Assignment >> An identical copy of the records below is the expected result.

Extracted entries >>
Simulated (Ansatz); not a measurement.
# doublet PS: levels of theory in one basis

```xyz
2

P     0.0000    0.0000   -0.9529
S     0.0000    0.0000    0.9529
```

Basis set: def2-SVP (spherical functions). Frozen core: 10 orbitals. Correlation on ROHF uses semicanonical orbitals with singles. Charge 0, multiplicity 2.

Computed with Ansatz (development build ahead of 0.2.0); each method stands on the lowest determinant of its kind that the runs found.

Worked solution >>
Simulated (Ansatz); not a measurement.
# doublet PS: levels of theory in one basis

```xyz
2

P     0.0000    0.0000   -0.9529
S     0.0000    0.0000    0.9529
```

Basis set: def2-SVP (spherical functions). Frozen core: 10 orbitals. Correlation on ROHF uses semicanonical orbitals with singles. Charge 0, multiplicity 2.

Computed with Ansatz (development build ahead of 0.2.0); each method stands on the lowest determinant of its kind that the runs found.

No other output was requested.